_Work task_:
Whatever appears in the records should be given again exactly, down to the last mark.

Excerpted records: Begin

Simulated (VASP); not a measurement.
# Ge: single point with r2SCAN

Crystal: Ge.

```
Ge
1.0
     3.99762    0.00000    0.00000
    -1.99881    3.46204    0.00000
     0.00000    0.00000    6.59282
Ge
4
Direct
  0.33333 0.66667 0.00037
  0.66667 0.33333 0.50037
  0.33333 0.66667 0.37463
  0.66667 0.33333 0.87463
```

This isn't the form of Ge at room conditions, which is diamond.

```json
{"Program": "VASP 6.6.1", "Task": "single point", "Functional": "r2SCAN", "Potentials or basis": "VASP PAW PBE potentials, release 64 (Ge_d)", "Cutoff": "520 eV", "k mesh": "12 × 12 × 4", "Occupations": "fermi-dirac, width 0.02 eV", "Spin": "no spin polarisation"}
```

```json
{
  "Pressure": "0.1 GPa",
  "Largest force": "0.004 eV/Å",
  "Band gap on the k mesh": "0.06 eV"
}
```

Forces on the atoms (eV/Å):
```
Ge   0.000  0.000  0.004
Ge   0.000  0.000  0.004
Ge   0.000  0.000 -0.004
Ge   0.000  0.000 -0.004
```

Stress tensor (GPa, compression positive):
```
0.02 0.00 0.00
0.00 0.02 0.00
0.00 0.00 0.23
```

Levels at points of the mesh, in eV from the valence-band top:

Excerpted records: End

_Exercise output_:
Simulated (VASP); not a measurement.
# Ge: single point with r2SCAN

Crystal: Ge.

```
Ge
1.0
     3.99762    0.00000    0.00000
    -1.99881    3.46204    0.00000
     0.00000    0.00000    6.59282
Ge
4
Direct
  0.33333 0.66667 0.00037
  0.66667 0.33333 0.50037
  0.33333 0.66667 0.37463
  0.66667 0.33333 0.87463
```

This isn't the form of Ge at room conditions, which is diamond.

```json
{"Program": "VASP 6.6.1", "Task": "single point", "Functional": "r2SCAN", "Potentials or basis": "VASP PAW PBE potentials, release 64 (Ge_d)", "Cutoff": "520 eV", "k mesh": "12 × 12 × 4", "Occupations": "fermi-dirac, width 0.02 eV", "Spin": "no spin polarisation"}
```

```json
{
  "Pressure": "0.1 GPa",
  "Largest force": "0.004 eV/Å",
  "Band gap on the k mesh": "0.06 eV"
}
```

Forces on the atoms (eV/Å):
```
Ge   0.000  0.000  0.004
Ge   0.000  0.000  0.004
Ge   0.000  0.000 -0.004
Ge   0.000  0.000 -0.004
```

Stress tensor (GPa, compression positive):
```
0.02 0.00 0.00
0.00 0.02 0.00
0.00 0.00 0.23
```

Levels at points of the mesh, in eV from the valence-band top:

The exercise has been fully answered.